▶ Action item: What is needed here is a word-for-word copy of all the entries below.

▶ Given information:
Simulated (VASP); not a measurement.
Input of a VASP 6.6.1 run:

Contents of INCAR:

▶ Problem solution:
Simulated (VASP); not a measurement.
Input of a VASP 6.6.1 run:

Contents of INCAR:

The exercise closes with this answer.